Activity → Please write out the complete listing that follows, exactly as it reads.

┌──

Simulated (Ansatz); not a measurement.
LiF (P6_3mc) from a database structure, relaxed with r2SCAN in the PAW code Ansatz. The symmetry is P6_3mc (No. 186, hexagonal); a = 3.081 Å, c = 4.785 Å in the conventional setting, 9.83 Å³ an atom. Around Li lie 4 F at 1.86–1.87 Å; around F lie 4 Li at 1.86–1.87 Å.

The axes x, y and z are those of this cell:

└──

Problem solution →
Simulated (Ansatz); not a measurement.
LiF (P6_3mc) from a database structure, relaxed with r2SCAN in the PAW code Ansatz. The symmetry is P6_3mc (No. 186, hexagonal); a = 3.081 Å, c = 4.785 Å in the conventional setting, 9.83 Å³ an atom. Around Li lie 4 F at 1.86–1.87 Å; around F lie 4 Li at 1.86–1.87 Å.

The axes x, y and z are those of this cell:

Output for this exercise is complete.